* Information supplied
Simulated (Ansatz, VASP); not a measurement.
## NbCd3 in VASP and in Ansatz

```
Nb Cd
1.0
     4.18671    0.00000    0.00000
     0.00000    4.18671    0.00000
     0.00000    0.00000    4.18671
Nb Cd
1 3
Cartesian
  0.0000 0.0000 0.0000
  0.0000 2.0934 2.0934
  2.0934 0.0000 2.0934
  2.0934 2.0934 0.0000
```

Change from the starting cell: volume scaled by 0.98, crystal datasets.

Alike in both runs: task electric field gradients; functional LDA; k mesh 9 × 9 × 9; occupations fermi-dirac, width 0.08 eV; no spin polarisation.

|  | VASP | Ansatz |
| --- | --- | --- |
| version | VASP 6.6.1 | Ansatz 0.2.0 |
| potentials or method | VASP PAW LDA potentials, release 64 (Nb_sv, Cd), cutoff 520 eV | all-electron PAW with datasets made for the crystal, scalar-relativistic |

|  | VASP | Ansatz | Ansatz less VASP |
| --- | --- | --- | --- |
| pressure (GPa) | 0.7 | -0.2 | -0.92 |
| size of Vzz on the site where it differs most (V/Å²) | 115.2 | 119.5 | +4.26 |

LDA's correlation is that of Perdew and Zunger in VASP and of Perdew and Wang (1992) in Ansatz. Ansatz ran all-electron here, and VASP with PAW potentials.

* Requirement
Transcribe, word for word, the data above from its first line through the line with "Change from the", and include nothing else.

* Task solution
Simulated (Ansatz, VASP); not a measurement.
## NbCd3 in VASP and in Ansatz

```
Nb Cd
1.0
     4.18671    0.00000    0.00000
     0.00000    4.18671    0.00000
     0.00000    0.00000    4.18671
Nb Cd
1 3
Cartesian
  0.0000 0.0000 0.0000
  0.0000 2.0934 2.0934
  2.0934 0.0000 2.0934
  2.0934 2.0934 0.0000
```

Change from the starting cell: volume scaled by 0.98, crystal datasets.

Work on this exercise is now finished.